What is needed is an exact retyping of the records below, from the first line through the line that contains "spin polarisation |".

========

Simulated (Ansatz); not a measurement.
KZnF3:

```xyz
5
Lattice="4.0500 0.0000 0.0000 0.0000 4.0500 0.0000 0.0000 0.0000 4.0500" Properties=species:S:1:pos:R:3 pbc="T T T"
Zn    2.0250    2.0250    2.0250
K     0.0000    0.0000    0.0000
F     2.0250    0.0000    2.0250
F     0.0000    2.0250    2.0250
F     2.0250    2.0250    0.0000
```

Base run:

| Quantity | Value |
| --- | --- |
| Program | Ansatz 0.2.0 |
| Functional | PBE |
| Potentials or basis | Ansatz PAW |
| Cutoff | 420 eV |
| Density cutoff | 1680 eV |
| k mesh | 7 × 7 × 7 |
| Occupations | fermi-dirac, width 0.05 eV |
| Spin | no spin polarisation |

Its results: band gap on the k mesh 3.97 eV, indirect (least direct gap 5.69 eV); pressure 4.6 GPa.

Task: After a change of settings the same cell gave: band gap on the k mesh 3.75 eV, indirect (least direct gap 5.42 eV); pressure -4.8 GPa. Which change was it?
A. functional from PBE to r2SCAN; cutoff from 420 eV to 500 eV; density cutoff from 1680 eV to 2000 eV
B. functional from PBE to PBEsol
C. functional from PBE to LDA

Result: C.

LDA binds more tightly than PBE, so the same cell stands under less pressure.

========

Response:
Simulated (Ansatz); not a measurement.
KZnF3:

```xyz
5
Lattice="4.0500 0.0000 0.0000 0.0000 4.0500 0.0000 0.0000 0.0000 4.0500" Properties=species:S:1:pos:R:3 pbc="T T T"
Zn    2.0250    2.0250    2.0250
K     0.0000    0.0000    0.0000
F     2.0250    0.0000    2.0250
F     0.0000    2.0250    2.0250
F     2.0250    2.0250    0.0000
```

Base run:

| Quantity | Value |
| --- | --- |
| Program | Ansatz 0.2.0 |
| Functional | PBE |
| Potentials or basis | Ansatz PAW |
| Cutoff | 420 eV |
| Density cutoff | 1680 eV |
| k mesh | 7 × 7 × 7 |
| Occupations | fermi-dirac, width 0.05 eV |
| Spin | no spin polarisation |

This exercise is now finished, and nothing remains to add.